Source material:
▽
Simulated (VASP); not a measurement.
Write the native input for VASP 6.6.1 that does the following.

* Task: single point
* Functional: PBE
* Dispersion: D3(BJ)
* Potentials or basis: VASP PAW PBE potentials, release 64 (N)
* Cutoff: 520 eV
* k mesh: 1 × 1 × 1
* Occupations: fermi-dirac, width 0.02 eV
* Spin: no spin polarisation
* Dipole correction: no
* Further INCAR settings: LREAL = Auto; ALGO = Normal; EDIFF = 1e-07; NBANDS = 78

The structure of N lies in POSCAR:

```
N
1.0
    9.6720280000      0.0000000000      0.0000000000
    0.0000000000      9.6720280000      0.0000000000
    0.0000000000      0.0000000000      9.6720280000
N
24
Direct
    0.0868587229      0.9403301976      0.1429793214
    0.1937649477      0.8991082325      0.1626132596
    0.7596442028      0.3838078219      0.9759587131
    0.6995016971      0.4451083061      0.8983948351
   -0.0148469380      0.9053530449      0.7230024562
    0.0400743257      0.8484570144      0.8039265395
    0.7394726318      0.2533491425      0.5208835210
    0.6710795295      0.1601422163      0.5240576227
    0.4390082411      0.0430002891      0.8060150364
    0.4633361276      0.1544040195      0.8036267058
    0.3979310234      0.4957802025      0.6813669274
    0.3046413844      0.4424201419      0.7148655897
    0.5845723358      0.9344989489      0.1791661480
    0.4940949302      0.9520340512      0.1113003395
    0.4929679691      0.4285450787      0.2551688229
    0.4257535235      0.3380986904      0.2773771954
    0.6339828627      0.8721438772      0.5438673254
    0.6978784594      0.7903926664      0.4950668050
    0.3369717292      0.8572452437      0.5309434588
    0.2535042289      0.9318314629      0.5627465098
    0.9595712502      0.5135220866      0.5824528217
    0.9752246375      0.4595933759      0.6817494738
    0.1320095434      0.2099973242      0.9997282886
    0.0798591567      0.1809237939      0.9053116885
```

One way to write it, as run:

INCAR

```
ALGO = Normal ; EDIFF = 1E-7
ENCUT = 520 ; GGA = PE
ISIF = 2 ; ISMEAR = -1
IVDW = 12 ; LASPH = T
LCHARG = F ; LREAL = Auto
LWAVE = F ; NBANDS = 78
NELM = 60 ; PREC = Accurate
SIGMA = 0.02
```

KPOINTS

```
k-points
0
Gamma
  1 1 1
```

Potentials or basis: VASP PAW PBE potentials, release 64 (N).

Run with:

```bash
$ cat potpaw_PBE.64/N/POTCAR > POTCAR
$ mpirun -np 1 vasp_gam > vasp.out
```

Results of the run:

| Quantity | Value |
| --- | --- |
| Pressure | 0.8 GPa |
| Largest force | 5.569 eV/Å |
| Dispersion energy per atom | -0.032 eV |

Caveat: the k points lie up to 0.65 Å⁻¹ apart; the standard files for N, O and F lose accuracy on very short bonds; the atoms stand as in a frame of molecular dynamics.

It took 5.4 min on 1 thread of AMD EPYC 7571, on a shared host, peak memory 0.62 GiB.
△

Brief:
Retype only the stretch of lines above starting at the one with "Results of the" and stopping at the one with "Caveat: the k", exactly as written, with both kept.

Task response:
Results of the run:

| Quantity | Value |
| --- | --- |
| Pressure | 0.8 GPa |
| Largest force | 5.569 eV/Å |
| Dispersion energy per atom | -0.032 eV |

Caveat: the k points lie up to 0.65 Å⁻¹ apart; the standard files for N, O and F lose accuracy on very short bonds; the atoms stand as in a frame of molecular dynamics.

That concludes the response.